### [WORK ITEM]
From the first line to the last, reproduce the data exactly.

### [DATA SUPPLIED]
○ ○ ○ ○ ○

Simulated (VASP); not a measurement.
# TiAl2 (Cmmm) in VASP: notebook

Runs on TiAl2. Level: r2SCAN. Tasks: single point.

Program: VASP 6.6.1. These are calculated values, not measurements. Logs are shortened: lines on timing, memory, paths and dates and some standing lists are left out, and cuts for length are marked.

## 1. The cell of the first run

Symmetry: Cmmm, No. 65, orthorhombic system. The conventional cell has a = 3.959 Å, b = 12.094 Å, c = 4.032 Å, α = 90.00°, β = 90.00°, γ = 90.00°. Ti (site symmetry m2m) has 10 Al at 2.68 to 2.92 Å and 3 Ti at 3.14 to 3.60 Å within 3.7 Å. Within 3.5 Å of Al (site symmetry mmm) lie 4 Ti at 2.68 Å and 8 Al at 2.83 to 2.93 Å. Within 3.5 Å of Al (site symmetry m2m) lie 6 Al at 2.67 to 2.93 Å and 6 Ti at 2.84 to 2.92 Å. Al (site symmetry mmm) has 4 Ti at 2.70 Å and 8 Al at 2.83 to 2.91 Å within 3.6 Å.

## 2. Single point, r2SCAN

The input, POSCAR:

○ ○ ○ ○ ○

### [ANSWER AREA]
Simulated (VASP); not a measurement.
# TiAl2 (Cmmm) in VASP: notebook

Runs on TiAl2. Level: r2SCAN. Tasks: single point.

Program: VASP 6.6.1. These are calculated values, not measurements. Logs are shortened: lines on timing, memory, paths and dates and some standing lists are left out, and cuts for length are marked.

## 1. The cell of the first run

Symmetry: Cmmm, No. 65, orthorhombic system. The conventional cell has a = 3.959 Å, b = 12.094 Å, c = 4.032 Å, α = 90.00°, β = 90.00°, γ = 90.00°. Ti (site symmetry m2m) has 10 Al at 2.68 to 2.92 Å and 3 Ti at 3.14 to 3.60 Å within 3.7 Å. Within 3.5 Å of Al (site symmetry mmm) lie 4 Ti at 2.68 Å and 8 Al at 2.83 to 2.93 Å. Within 3.5 Å of Al (site symmetry m2m) lie 6 Al at 2.67 to 2.93 Å and 6 Ti at 2.84 to 2.92 Å. Al (site symmetry mmm) has 4 Ti at 2.70 Å and 8 Al at 2.83 to 2.91 Å within 3.6 Å.

## 2. Single point, r2SCAN

The input, POSCAR:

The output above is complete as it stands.